────────────────────

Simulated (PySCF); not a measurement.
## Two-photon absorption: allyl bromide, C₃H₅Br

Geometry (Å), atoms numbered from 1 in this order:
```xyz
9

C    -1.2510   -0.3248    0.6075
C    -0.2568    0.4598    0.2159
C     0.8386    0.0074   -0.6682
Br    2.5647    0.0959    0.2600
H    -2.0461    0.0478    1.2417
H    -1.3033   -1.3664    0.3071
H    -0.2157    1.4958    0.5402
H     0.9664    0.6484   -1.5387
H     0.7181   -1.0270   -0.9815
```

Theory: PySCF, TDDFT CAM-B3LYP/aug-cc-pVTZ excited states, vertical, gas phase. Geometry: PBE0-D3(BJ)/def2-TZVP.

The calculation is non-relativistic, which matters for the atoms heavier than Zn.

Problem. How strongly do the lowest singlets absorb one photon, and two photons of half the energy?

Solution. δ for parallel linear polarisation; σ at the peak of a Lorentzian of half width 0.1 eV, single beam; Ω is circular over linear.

────────────────────

Exercise:
When you reach the line that contains "Problem. How strongly", stop; that line and every line before it, from the very first line of the data, should be restated word for word.

Written answer:
Simulated (PySCF); not a measurement.
## Two-photon absorption: allyl bromide, C₃H₅Br

Geometry (Å), atoms numbered from 1 in this order:
```xyz
9

C    -1.2510   -0.3248    0.6075
C    -0.2568    0.4598    0.2159
C     0.8386    0.0074   -0.6682
Br    2.5647    0.0959    0.2600
H    -2.0461    0.0478    1.2417
H    -1.3033   -1.3664    0.3071
H    -0.2157    1.4958    0.5402
H     0.9664    0.6484   -1.5387
H     0.7181   -1.0270   -0.9815
```

Theory: PySCF, TDDFT CAM-B3LYP/aug-cc-pVTZ excited states, vertical, gas phase. Geometry: PBE0-D3(BJ)/def2-TZVP.

The calculation is non-relativistic, which matters for the atoms heavier than Zn.

Problem. How strongly do the lowest singlets absorb one photon, and two photons of half the energy?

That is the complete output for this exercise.